Record extracts START
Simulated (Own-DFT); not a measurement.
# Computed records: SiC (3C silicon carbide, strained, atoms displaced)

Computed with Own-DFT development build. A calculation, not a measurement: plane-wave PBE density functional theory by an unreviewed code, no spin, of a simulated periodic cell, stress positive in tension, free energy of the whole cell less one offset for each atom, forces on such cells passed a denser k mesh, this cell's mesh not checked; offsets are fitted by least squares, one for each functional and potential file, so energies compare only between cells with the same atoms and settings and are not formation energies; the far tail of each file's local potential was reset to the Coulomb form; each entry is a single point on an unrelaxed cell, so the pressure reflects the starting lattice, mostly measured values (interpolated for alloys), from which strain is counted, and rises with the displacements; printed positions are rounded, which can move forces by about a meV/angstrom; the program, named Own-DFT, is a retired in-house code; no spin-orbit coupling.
Record extracts END

(Work task):
Exact reproduction of every entry is needed.

(Task answer):
Simulated (Own-DFT); not a measurement.
# Computed records: SiC (3C silicon carbide, strained, atoms displaced)

Computed with Own-DFT development build. A calculation, not a measurement: plane-wave PBE density functional theory by an unreviewed code, no spin, of a simulated periodic cell, stress positive in tension, free energy of the whole cell less one offset for each atom, forces on such cells passed a denser k mesh, this cell's mesh not checked; offsets are fitted by least squares, one for each functional and potential file, so energies compare only between cells with the same atoms and settings and are not formation energies; the far tail of each file's local potential was reset to the Coulomb form; each entry is a single point on an unrelaxed cell, so the pressure reflects the starting lattice, mostly measured values (interpolated for alloys), from which strain is counted, and rises with the displacements; printed positions are rounded, which can move forces by about a meV/angstrom; the program, named Own-DFT, is a retired in-house code; no spin-orbit coupling.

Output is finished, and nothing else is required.